__RECORD EXCERPTS__:
┌──

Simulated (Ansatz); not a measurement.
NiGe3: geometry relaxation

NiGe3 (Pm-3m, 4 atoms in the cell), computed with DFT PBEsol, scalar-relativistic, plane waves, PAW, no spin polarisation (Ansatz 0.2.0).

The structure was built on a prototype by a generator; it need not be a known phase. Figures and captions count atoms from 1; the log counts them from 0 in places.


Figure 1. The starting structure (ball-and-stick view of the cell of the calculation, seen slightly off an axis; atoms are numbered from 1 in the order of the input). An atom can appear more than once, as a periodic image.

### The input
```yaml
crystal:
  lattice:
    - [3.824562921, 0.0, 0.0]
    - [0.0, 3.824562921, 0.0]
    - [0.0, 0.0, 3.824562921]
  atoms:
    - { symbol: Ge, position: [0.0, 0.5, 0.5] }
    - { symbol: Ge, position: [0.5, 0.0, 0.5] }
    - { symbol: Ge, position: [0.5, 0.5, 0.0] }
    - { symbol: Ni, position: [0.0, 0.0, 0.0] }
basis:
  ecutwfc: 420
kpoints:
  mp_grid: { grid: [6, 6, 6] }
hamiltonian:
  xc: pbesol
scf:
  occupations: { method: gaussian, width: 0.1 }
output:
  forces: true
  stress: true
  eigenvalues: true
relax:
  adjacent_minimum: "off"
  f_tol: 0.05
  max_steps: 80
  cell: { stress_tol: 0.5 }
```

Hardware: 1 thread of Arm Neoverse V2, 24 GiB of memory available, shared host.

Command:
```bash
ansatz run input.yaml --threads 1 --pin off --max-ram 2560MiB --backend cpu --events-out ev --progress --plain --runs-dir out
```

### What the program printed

└──

__EXERCISE__:
Emit an exact copy of the lines spanning the start of the records to the line containing "The structure was", inclusive, and no other output.

__EXERCISE RESPONSE__:
Simulated (Ansatz); not a measurement.
NiGe3: geometry relaxation

NiGe3 (Pm-3m, 4 atoms in the cell), computed with DFT PBEsol, scalar-relativistic, plane waves, PAW, no spin polarisation (Ansatz 0.2.0).

The structure was built on a prototype by a generator; it need not be a known phase. Figures and captions count atoms from 1; the log counts them from 0 in places.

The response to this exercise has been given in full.